*** Opening Given information ***

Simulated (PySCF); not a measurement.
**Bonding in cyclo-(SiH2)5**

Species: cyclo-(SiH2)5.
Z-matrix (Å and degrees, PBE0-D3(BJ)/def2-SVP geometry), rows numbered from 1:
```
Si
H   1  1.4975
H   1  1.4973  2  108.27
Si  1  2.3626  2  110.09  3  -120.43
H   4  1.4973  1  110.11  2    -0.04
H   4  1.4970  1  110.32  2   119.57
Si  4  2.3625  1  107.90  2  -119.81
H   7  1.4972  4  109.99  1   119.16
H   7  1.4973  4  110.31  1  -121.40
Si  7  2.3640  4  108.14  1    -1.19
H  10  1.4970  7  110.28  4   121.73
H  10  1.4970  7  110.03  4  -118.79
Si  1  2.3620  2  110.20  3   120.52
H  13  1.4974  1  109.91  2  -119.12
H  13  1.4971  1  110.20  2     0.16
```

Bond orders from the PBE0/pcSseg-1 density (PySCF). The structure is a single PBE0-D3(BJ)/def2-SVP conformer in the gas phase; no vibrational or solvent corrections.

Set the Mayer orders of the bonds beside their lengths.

*** Closing Given information ***

* Work request: The whole listing above needs to be written out exactly.

* Exercise result:
Simulated (PySCF); not a measurement.
**Bonding in cyclo-(SiH2)5**

Species: cyclo-(SiH2)5.
Z-matrix (Å and degrees, PBE0-D3(BJ)/def2-SVP geometry), rows numbered from 1:
```
Si
H   1  1.4975
H   1  1.4973  2  108.27
Si  1  2.3626  2  110.09  3  -120.43
H   4  1.4973  1  110.11  2    -0.04
H   4  1.4970  1  110.32  2   119.57
Si  4  2.3625  1  107.90  2  -119.81
H   7  1.4972  4  109.99  1   119.16
H   7  1.4973  4  110.31  1  -121.40
Si  7  2.3640  4  108.14  1    -1.19
H  10  1.4970  7  110.28  4   121.73
H  10  1.4970  7  110.03  4  -118.79
Si  1  2.3620  2  110.20  3   120.52
H  13  1.4974  1  109.91  2  -119.12
H  13  1.4971  1  110.20  2     0.16
```

Bond orders from the PBE0/pcSseg-1 density (PySCF). The structure is a single PBE0-D3(BJ)/def2-SVP conformer in the gas phase; no vibrational or solvent corrections.

Set the Mayer orders of the bonds beside their lengths.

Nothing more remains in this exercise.